* [Work item]
Each entry below is to be copied verbatim, with no line missing.

* [Given information]
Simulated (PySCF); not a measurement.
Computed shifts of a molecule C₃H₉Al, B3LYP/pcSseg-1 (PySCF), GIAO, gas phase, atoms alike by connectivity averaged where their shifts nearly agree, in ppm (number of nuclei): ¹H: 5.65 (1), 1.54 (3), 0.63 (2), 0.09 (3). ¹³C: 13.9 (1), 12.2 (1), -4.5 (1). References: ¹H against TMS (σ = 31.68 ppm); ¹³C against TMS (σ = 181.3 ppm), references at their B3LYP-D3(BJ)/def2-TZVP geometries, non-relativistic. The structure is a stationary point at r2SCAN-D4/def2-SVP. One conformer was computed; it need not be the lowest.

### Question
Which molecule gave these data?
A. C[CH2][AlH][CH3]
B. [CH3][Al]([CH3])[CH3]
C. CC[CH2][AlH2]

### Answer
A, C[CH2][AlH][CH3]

* [Task output]
Simulated (PySCF); not a measurement.
Computed shifts of a molecule C₃H₉Al, B3LYP/pcSseg-1 (PySCF), GIAO, gas phase, atoms alike by connectivity averaged where their shifts nearly agree, in ppm (number of nuclei): ¹H: 5.65 (1), 1.54 (3), 0.63 (2), 0.09 (3). ¹³C: 13.9 (1), 12.2 (1), -4.5 (1). References: ¹H against TMS (σ = 31.68 ppm); ¹³C against TMS (σ = 181.3 ppm), references at their B3LYP-D3(BJ)/def2-TZVP geometries, non-relativistic. The structure is a stationary point at r2SCAN-D4/def2-SVP. One conformer was computed; it need not be the lowest.

### Question
Which molecule gave these data?
A. C[CH2][AlH][CH3]
B. [CH3][Al]([CH3])[CH3]
C. CC[CH2][AlH2]

### Answer
A, C[CH2][AlH][CH3]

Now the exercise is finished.